**WORK ORDER**
Treat the line containing "97.6°, F–Au–F 169.8°." as the last one, and return every line exactly from the first line of the material below up to it.

**SOURCE INFORMATION**
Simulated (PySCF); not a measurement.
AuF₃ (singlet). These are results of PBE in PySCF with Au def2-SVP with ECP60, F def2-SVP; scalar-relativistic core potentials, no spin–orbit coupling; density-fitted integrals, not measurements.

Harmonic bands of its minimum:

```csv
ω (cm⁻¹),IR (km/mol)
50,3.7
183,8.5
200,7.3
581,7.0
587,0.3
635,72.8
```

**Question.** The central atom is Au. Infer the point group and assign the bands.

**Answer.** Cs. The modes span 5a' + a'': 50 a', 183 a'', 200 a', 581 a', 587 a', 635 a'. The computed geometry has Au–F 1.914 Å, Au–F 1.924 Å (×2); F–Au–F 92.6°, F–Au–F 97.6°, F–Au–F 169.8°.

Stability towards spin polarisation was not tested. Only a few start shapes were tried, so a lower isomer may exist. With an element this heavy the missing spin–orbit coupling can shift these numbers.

**SOLUTION**
Simulated (PySCF); not a measurement.
AuF₃ (singlet). These are results of PBE in PySCF with Au def2-SVP with ECP60, F def2-SVP; scalar-relativistic core potentials, no spin–orbit coupling; density-fitted integrals, not measurements.

Harmonic bands of its minimum:

```csv
ω (cm⁻¹),IR (km/mol)
50,3.7
183,8.5
200,7.3
581,7.0
587,0.3
635,72.8
```

**Question.** The central atom is Au. Infer the point group and assign the bands.

**Answer.** Cs. The modes span 5a' + a'': 50 a', 183 a'', 200 a', 581 a', 587 a', 635 a'. The computed geometry has Au–F 1.914 Å, Au–F 1.924 Å (×2); F–Au–F 92.6°, F–Au–F 97.6°, F–Au–F 169.8°.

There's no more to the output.